__Assigned task__:
Repeat the entire listing exactly.

################

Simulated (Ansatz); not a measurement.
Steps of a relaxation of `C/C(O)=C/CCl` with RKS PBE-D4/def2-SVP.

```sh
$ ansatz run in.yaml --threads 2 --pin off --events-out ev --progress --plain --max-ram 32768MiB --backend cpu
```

################

__Worked solution__:
Simulated (Ansatz); not a measurement.
Steps of a relaxation of `C/C(O)=C/CCl` with RKS PBE-D4/def2-SVP.

```sh
$ ansatz run in.yaml --threads 2 --pin off --events-out ev --progress --plain --max-ram 32768MiB --backend cpu
```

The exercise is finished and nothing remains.